###

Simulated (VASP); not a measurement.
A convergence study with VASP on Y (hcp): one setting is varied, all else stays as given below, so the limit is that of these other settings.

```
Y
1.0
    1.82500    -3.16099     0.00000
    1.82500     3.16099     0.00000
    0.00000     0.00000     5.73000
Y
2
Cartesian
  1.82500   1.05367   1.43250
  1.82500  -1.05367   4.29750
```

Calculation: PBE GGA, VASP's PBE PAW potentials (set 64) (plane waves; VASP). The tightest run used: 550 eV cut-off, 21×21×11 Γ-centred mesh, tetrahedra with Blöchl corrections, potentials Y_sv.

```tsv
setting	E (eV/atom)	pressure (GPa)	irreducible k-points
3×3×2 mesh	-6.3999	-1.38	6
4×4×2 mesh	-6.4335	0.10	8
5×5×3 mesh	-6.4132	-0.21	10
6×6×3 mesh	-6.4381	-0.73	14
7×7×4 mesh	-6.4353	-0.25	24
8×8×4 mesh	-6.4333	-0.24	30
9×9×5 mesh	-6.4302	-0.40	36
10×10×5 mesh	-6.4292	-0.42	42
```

###

Now write the data shown above out again, word for word.

Simulated (VASP); not a measurement.
A convergence study with VASP on Y (hcp): one setting is varied, all else stays as given below, so the limit is that of these other settings.

```
Y
1.0
    1.82500    -3.16099     0.00000
    1.82500     3.16099     0.00000
    0.00000     0.00000     5.73000
Y
2
Cartesian
  1.82500   1.05367   1.43250
  1.82500  -1.05367   4.29750
```

Calculation: PBE GGA, VASP's PBE PAW potentials (set 64) (plane waves; VASP). The tightest run used: 550 eV cut-off, 21×21×11 Γ-centred mesh, tetrahedra with Blöchl corrections, potentials Y_sv.

```tsv
setting	E (eV/atom)	pressure (GPa)	irreducible k-points
3×3×2 mesh	-6.3999	-1.38	6
4×4×2 mesh	-6.4335	0.10	8
5×5×3 mesh	-6.4132	-0.21	10
6×6×3 mesh	-6.4381	-0.73	14
7×7×4 mesh	-6.4353	-0.25	24
8×8×4 mesh	-6.4333	-0.24	30
9×9×5 mesh	-6.4302	-0.40	36
10×10×5 mesh	-6.4292	-0.42	42
```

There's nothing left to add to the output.